◇ ◇ ◇

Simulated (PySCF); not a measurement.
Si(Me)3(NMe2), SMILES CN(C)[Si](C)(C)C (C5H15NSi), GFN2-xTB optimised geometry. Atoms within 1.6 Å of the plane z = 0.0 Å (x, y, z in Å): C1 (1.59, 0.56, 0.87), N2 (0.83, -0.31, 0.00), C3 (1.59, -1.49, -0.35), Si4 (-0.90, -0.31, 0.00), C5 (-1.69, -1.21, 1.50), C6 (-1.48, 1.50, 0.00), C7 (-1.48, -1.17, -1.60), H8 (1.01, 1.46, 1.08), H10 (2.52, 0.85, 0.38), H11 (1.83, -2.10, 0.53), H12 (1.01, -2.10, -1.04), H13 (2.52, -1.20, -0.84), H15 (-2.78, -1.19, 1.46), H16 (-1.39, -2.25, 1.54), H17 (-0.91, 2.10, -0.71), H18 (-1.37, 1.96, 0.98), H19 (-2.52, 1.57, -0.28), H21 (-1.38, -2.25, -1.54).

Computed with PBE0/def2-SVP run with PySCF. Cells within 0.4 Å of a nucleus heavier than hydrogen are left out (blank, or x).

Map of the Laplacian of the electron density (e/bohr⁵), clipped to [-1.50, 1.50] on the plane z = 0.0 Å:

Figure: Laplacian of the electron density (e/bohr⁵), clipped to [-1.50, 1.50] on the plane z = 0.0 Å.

◇ ◇ ◇

◆ BRIEF
The reply should consist solely of the lines of the data, exact, from the opening line through the line with "Map of the Laplacian", inclusive.

◆ PROBLEM SOLUTION
Simulated (PySCF); not a measurement.
Si(Me)3(NMe2), SMILES CN(C)[Si](C)(C)C (C5H15NSi), GFN2-xTB optimised geometry. Atoms within 1.6 Å of the plane z = 0.0 Å (x, y, z in Å): C1 (1.59, 0.56, 0.87), N2 (0.83, -0.31, 0.00), C3 (1.59, -1.49, -0.35), Si4 (-0.90, -0.31, 0.00), C5 (-1.69, -1.21, 1.50), C6 (-1.48, 1.50, 0.00), C7 (-1.48, -1.17, -1.60), H8 (1.01, 1.46, 1.08), H10 (2.52, 0.85, 0.38), H11 (1.83, -2.10, 0.53), H12 (1.01, -2.10, -1.04), H13 (2.52, -1.20, -0.84), H15 (-2.78, -1.19, 1.46), H16 (-1.39, -2.25, 1.54), H17 (-0.91, 2.10, -0.71), H18 (-1.37, 1.96, 0.98), H19 (-2.52, 1.57, -0.28), H21 (-1.38, -2.25, -1.54).

Computed with PBE0/def2-SVP run with PySCF. Cells within 0.4 Å of a nucleus heavier than hydrogen are left out (blank, or x).

Map of the Laplacian of the electron density (e/bohr⁵), clipped to [-1.50, 1.50] on the plane z = 0.0 Å:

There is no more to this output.